[DATA FOR ANALYSIS Boundary: Start]

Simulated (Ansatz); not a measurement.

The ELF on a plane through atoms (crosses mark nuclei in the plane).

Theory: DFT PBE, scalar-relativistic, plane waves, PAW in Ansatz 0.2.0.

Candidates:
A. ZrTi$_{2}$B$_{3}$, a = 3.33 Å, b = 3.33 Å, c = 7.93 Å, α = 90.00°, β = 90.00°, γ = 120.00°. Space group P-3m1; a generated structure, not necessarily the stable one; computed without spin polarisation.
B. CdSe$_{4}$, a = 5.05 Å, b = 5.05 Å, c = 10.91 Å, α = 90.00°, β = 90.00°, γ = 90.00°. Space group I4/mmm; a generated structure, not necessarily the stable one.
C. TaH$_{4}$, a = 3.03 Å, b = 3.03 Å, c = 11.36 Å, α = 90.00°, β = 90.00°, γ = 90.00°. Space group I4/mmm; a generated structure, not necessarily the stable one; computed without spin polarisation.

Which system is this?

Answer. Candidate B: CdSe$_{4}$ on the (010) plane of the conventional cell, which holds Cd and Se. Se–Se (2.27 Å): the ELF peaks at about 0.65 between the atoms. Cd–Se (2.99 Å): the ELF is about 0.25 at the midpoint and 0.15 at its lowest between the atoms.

[DATA FOR ANALYSIS Boundary: End]

ACTION ITEM: What you give back must match the material exactly, beginning with its first line and ending with the line holding "Which system is this?".

ANSWER SPACE:
Simulated (Ansatz); not a measurement.

The ELF on a plane through atoms (crosses mark nuclei in the plane).

Theory: DFT PBE, scalar-relativistic, plane waves, PAW in Ansatz 0.2.0.

Candidates:
A. ZrTi$_{2}$B$_{3}$, a = 3.33 Å, b = 3.33 Å, c = 7.93 Å, α = 90.00°, β = 90.00°, γ = 120.00°. Space group P-3m1; a generated structure, not necessarily the stable one; computed without spin polarisation.
B. CdSe$_{4}$, a = 5.05 Å, b = 5.05 Å, c = 10.91 Å, α = 90.00°, β = 90.00°, γ = 90.00°. Space group I4/mmm; a generated structure, not necessarily the stable one.
C. TaH$_{4}$, a = 3.03 Å, b = 3.03 Å, c = 11.36 Å, α = 90.00°, β = 90.00°, γ = 90.00°. Space group I4/mmm; a generated structure, not necessarily the stable one; computed without spin polarisation.

Which system is this?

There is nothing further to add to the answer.